Each record below must be written out again in exactly the same form.

------------------------------------------------------------

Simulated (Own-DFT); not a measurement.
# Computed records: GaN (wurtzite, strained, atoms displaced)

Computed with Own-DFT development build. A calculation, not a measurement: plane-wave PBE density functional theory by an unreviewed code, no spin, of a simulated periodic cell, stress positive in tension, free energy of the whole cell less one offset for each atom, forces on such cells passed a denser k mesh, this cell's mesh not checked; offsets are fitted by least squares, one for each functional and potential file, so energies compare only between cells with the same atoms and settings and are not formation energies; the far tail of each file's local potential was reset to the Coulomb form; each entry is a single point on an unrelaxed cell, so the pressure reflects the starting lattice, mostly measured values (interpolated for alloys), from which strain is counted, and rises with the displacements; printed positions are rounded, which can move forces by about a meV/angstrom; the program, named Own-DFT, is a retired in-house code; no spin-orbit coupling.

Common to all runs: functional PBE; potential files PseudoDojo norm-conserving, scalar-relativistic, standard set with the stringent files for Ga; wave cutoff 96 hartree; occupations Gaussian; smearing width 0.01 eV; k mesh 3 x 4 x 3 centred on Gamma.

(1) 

------------------------------------------------------------

Exercise solution ::
Simulated (Own-DFT); not a measurement.
# Computed records: GaN (wurtzite, strained, atoms displaced)

Computed with Own-DFT development build. A calculation, not a measurement: plane-wave PBE density functional theory by an unreviewed code, no spin, of a simulated periodic cell, stress positive in tension, free energy of the whole cell less one offset for each atom, forces on such cells passed a denser k mesh, this cell's mesh not checked; offsets are fitted by least squares, one for each functional and potential file, so energies compare only between cells with the same atoms and settings and are not formation energies; the far tail of each file's local potential was reset to the Coulomb form; each entry is a single point on an unrelaxed cell, so the pressure reflects the starting lattice, mostly measured values (interpolated for alloys), from which strain is counted, and rises with the displacements; printed positions are rounded, which can move forces by about a meV/angstrom; the program, named Own-DFT, is a retired in-house code; no spin-orbit coupling.

Common to all runs: functional PBE; potential files PseudoDojo norm-conserving, scalar-relativistic, standard set with the stringent files for Ga; wave cutoff 96 hartree; occupations Gaussian; smearing width 0.01 eV; k mesh 3 x 4 x 3 centred on Gamma.

(1) 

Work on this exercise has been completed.